- [Excerpted data]:
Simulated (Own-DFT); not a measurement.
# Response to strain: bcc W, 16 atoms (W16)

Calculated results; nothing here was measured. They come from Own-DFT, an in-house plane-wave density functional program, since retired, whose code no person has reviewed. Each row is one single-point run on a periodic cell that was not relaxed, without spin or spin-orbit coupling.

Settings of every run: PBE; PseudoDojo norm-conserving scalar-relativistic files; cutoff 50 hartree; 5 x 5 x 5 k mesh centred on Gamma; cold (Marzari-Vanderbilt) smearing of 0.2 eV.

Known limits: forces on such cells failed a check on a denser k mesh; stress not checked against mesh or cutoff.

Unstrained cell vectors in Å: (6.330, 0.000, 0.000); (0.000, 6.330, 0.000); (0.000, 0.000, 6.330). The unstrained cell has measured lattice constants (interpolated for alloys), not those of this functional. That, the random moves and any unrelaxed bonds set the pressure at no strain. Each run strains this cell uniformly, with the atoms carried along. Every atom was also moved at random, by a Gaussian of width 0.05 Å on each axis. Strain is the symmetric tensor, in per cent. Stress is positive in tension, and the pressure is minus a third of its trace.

- [Work task]: Go through the records above and retype each one exactly.

- [Exercise response]:
Simulated (Own-DFT); not a measurement.
# Response to strain: bcc W, 16 atoms (W16)

Calculated results; nothing here was measured. They come from Own-DFT, an in-house plane-wave density functional program, since retired, whose code no person has reviewed. Each row is one single-point run on a periodic cell that was not relaxed, without spin or spin-orbit coupling.

Settings of every run: PBE; PseudoDojo norm-conserving scalar-relativistic files; cutoff 50 hartree; 5 x 5 x 5 k mesh centred on Gamma; cold (Marzari-Vanderbilt) smearing of 0.2 eV.

Known limits: forces on such cells failed a check on a denser k mesh; stress not checked against mesh or cutoff.

Unstrained cell vectors in Å: (6.330, 0.000, 0.000); (0.000, 6.330, 0.000); (0.000, 0.000, 6.330). The unstrained cell has measured lattice constants (interpolated for alloys), not those of this functional. That, the random moves and any unrelaxed bonds set the pressure at no strain. Each run strains this cell uniformly, with the atoms carried along. Every atom was also moved at random, by a Gaussian of width 0.05 Å on each axis. Strain is the symmetric tensor, in per cent. Stress is positive in tension, and the pressure is minus a third of its trace.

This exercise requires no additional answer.